_WORK TASK:_
Give the data again exactly, from its opening line through the line in which "Levels at points" appears.

_PROVIDED INFORMATION:_
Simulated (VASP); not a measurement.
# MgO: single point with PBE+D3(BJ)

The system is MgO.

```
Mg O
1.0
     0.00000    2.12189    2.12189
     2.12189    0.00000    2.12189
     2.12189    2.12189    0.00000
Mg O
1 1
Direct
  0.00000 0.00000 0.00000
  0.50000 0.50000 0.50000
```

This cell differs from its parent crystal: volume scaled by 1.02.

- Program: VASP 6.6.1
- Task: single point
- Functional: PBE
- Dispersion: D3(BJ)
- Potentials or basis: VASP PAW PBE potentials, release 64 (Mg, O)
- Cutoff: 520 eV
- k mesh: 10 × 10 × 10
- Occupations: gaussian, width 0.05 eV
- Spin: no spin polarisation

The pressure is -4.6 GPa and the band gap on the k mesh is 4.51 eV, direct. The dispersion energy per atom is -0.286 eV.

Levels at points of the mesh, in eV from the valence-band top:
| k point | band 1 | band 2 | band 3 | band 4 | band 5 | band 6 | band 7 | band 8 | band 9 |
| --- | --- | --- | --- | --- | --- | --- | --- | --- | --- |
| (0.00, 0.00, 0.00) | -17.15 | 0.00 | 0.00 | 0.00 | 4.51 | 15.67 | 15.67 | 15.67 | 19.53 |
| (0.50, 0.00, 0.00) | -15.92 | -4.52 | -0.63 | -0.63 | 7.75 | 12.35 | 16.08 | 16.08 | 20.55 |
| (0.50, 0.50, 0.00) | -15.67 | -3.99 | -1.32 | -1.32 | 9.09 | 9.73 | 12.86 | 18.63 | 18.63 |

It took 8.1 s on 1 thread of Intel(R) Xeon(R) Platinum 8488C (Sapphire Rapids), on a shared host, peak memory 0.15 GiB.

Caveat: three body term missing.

_TASK ANSWER:_
Simulated (VASP); not a measurement.
# MgO: single point with PBE+D3(BJ)

The system is MgO.

```
Mg O
1.0
     0.00000    2.12189    2.12189
     2.12189    0.00000    2.12189
     2.12189    2.12189    0.00000
Mg O
1 1
Direct
  0.00000 0.00000 0.00000
  0.50000 0.50000 0.50000
```

This cell differs from its parent crystal: volume scaled by 1.02.

- Program: VASP 6.6.1
- Task: single point
- Functional: PBE
- Dispersion: D3(BJ)
- Potentials or basis: VASP PAW PBE potentials, release 64 (Mg, O)
- Cutoff: 520 eV
- k mesh: 10 × 10 × 10
- Occupations: gaussian, width 0.05 eV
- Spin: no spin polarisation

The pressure is -4.6 GPa and the band gap on the k mesh is 4.51 eV, direct. The dispersion energy per atom is -0.286 eV.

Levels at points of the mesh, in eV from the valence-band top:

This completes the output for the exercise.